Transcribe the records that follow, keeping every word as it stands.

====

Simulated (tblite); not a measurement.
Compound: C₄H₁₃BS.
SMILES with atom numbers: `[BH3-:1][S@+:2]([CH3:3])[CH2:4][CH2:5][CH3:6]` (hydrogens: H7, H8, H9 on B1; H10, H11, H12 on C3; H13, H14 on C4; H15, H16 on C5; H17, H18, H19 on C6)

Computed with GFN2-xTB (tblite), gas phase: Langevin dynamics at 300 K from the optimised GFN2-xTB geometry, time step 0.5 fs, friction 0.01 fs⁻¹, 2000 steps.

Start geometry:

====

[Worked solution]:
Simulated (tblite); not a measurement.
Compound: C₄H₁₃BS.
SMILES with atom numbers: `[BH3-:1][S@+:2]([CH3:3])[CH2:4][CH2:5][CH3:6]` (hydrogens: H7, H8, H9 on B1; H10, H11, H12 on C3; H13, H14 on C4; H15, H16 on C5; H17, H18, H19 on C6)

Computed with GFN2-xTB (tblite), gas phase: Langevin dynamics at 300 K from the optimised GFN2-xTB geometry, time step 0.5 fs, friction 0.01 fs⁻¹, 2000 steps.

Start geometry:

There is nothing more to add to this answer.